Set down word for word the lines that begin the entries and run through the line containing "this entry) |". Give nothing further.

Data provided
^^^^^^^^
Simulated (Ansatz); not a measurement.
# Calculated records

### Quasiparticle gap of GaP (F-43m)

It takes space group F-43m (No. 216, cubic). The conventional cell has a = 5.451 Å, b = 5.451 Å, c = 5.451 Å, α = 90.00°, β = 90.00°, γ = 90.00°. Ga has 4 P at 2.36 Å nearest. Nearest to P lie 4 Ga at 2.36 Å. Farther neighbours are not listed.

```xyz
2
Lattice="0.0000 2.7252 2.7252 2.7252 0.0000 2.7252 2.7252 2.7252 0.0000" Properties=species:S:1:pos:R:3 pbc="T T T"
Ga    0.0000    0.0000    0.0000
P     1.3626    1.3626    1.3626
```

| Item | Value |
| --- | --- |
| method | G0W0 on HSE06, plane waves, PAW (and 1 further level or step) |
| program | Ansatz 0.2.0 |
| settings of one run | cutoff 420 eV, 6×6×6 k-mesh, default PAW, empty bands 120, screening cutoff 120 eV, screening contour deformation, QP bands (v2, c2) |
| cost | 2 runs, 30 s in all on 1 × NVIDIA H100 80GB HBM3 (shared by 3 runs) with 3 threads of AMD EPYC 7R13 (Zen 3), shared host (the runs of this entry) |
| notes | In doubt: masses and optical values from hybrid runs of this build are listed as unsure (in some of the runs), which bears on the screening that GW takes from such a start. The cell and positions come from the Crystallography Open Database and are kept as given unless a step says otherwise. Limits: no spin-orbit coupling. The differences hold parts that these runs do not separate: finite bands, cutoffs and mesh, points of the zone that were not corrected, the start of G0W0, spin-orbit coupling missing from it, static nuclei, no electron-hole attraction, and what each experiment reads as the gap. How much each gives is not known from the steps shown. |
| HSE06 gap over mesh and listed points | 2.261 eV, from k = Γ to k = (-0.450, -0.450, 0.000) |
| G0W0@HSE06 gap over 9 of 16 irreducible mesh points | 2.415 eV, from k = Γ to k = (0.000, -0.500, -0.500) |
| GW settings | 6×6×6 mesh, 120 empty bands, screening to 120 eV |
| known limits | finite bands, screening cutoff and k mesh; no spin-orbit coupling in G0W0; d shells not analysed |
^^^^^^^^

Worked solution
Simulated (Ansatz); not a measurement.
# Calculated records

### Quasiparticle gap of GaP (F-43m)

It takes space group F-43m (No. 216, cubic). The conventional cell has a = 5.451 Å, b = 5.451 Å, c = 5.451 Å, α = 90.00°, β = 90.00°, γ = 90.00°. Ga has 4 P at 2.36 Å nearest. Nearest to P lie 4 Ga at 2.36 Å. Farther neighbours are not listed.

```xyz
2
Lattice="0.0000 2.7252 2.7252 2.7252 0.0000 2.7252 2.7252 2.7252 0.0000" Properties=species:S:1:pos:R:3 pbc="T T T"
Ga    0.0000    0.0000    0.0000
P     1.3626    1.3626    1.3626
```

| Item | Value |
| --- | --- |
| method | G0W0 on HSE06, plane waves, PAW (and 1 further level or step) |
| program | Ansatz 0.2.0 |
| settings of one run | cutoff 420 eV, 6×6×6 k-mesh, default PAW, empty bands 120, screening cutoff 120 eV, screening contour deformation, QP bands (v2, c2) |
| cost | 2 runs, 30 s in all on 1 × NVIDIA H100 80GB HBM3 (shared by 3 runs) with 3 threads of AMD EPYC 7R13 (Zen 3), shared host (the runs of this entry) |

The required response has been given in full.